**Requirement**
Return only what lies between the first line of the entries and the line containing "The calculation used", both lines included.

··· Dataset entries ···
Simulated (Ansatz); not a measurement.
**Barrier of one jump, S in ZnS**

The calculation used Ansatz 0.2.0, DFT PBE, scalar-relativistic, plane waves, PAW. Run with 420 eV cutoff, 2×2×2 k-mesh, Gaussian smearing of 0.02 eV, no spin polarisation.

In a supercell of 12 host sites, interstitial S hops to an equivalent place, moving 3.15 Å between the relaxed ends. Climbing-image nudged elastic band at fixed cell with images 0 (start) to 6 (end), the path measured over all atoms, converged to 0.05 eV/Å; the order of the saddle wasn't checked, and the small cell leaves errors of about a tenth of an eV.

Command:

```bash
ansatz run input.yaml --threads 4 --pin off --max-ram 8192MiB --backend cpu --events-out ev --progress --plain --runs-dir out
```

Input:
···

**Answer section**
Simulated (Ansatz); not a measurement.
**Barrier of one jump, S in ZnS**

The calculation used Ansatz 0.2.0, DFT PBE, scalar-relativistic, plane waves, PAW. Run with 420 eV cutoff, 2×2×2 k-mesh, Gaussian smearing of 0.02 eV, no spin polarisation.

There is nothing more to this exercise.